Source data:
'''
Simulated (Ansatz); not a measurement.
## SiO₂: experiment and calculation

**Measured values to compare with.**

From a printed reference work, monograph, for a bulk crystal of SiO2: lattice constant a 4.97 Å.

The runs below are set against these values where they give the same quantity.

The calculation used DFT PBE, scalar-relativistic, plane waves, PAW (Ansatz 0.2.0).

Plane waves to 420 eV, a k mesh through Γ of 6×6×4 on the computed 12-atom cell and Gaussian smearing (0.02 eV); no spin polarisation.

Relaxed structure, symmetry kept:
'''

Work item: Using the material above, print every entry exactly as written.

Exercise solution:
Simulated (Ansatz); not a measurement.
## SiO₂: experiment and calculation

**Measured values to compare with.**

From a printed reference work, monograph, for a bulk crystal of SiO2: lattice constant a 4.97 Å.

The runs below are set against these values where they give the same quantity.

The calculation used DFT PBE, scalar-relativistic, plane waves, PAW (Ansatz 0.2.0).

Plane waves to 420 eV, a k mesh through Γ of 6×6×4 on the computed 12-atom cell and Gaussian smearing (0.02 eV); no spin polarisation.

Relaxed structure, symmetry kept:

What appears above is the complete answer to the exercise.